Assigned task: Exactly the lines from the opening of the data through the line containing "CCSD(T) | -331.2 |" should be reproduced, please, with nothing added.

● ● ● ●

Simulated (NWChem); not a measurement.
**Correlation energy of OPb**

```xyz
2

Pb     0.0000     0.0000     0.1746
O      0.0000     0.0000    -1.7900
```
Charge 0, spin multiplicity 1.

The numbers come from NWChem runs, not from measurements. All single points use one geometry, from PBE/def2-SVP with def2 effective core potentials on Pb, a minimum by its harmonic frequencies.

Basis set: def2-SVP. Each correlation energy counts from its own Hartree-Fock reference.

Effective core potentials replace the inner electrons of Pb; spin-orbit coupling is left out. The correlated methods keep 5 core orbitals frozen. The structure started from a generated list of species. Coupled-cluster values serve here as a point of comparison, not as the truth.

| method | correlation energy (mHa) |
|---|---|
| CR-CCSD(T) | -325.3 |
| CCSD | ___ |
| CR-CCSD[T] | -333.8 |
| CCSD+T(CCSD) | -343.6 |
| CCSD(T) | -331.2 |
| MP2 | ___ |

● ● ● ●

Written answer:
Simulated (NWChem); not a measurement.
**Correlation energy of OPb**

```xyz
2

Pb     0.0000     0.0000     0.1746
O      0.0000     0.0000    -1.7900
```
Charge 0, spin multiplicity 1.

The numbers come from NWChem runs, not from measurements. All single points use one geometry, from PBE/def2-SVP with def2 effective core potentials on Pb, a minimum by its harmonic frequencies.

Basis set: def2-SVP. Each correlation energy counts from its own Hartree-Fock reference.

Effective core potentials replace the inner electrons of Pb; spin-orbit coupling is left out. The correlated methods keep 5 core orbitals frozen. The structure started from a generated list of species. Coupled-cluster values serve here as a point of comparison, not as the truth.

| method | correlation energy (mHa) |
|---|---|
| CR-CCSD(T) | -325.3 |
| CCSD | ___ |
| CR-CCSD[T] | -333.8 |
| CCSD+T(CCSD) | -343.6 |
| CCSD(T) | -331.2 |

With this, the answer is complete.